> [Task item]: The lines from the top of the records below through the one containing "The run is repeated" are to be transcribed exactly, and nothing else is to be added.

> [Data extracts]:

◇ ◇ ◇ ◇ ◇

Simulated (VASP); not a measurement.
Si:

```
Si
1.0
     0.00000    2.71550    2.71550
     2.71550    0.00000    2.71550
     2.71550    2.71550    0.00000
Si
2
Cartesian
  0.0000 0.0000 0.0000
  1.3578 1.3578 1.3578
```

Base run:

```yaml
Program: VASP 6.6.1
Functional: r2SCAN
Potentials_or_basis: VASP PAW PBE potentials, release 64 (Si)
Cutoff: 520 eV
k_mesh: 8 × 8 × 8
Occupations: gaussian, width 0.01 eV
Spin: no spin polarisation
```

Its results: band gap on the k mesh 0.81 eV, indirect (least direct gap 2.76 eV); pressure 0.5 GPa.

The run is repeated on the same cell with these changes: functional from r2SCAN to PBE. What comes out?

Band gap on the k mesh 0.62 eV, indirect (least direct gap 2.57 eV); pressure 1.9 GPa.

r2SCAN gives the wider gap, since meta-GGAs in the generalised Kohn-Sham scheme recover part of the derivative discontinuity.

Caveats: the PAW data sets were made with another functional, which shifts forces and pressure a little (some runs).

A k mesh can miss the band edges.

◇ ◇ ◇ ◇ ◇

> [Worked solution]:
Simulated (VASP); not a measurement.
Si:

```
Si
1.0
     0.00000    2.71550    2.71550
     2.71550    0.00000    2.71550
     2.71550    2.71550    0.00000
Si
2
Cartesian
  0.0000 0.0000 0.0000
  1.3578 1.3578 1.3578
```

Base run:

```yaml
Program: VASP 6.6.1
Functional: r2SCAN
Potentials_or_basis: VASP PAW PBE potentials, release 64 (Si)
Cutoff: 520 eV
k_mesh: 8 × 8 × 8
Occupations: gaussian, width 0.01 eV
Spin: no spin polarisation
```

Its results: band gap on the k mesh 0.81 eV, indirect (least direct gap 2.76 eV); pressure 0.5 GPa.

The run is repeated on the same cell with these changes: functional from r2SCAN to PBE. What comes out?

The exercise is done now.